--- Work item ---
Set down the entries once more, exactly as given.

--- Listed records ---
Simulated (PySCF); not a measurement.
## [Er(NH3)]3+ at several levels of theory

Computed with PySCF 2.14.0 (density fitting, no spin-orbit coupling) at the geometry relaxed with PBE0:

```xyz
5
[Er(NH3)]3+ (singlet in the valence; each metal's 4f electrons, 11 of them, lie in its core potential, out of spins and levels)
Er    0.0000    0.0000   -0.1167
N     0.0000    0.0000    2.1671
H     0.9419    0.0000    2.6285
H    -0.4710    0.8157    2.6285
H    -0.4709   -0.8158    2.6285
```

--- Your solution ---
Simulated (PySCF); not a measurement.
## [Er(NH3)]3+ at several levels of theory

Computed with PySCF 2.14.0 (density fitting, no spin-orbit coupling) at the geometry relaxed with PBE0:

```xyz
5
[Er(NH3)]3+ (singlet in the valence; each metal's 4f electrons, 11 of them, lie in its core potential, out of spins and levels)
Er    0.0000    0.0000   -0.1167
N     0.0000    0.0000    2.1671
H     0.9419    0.0000    2.6285
H    -0.4710    0.8157    2.6285
H    -0.4709   -0.8158    2.6285
```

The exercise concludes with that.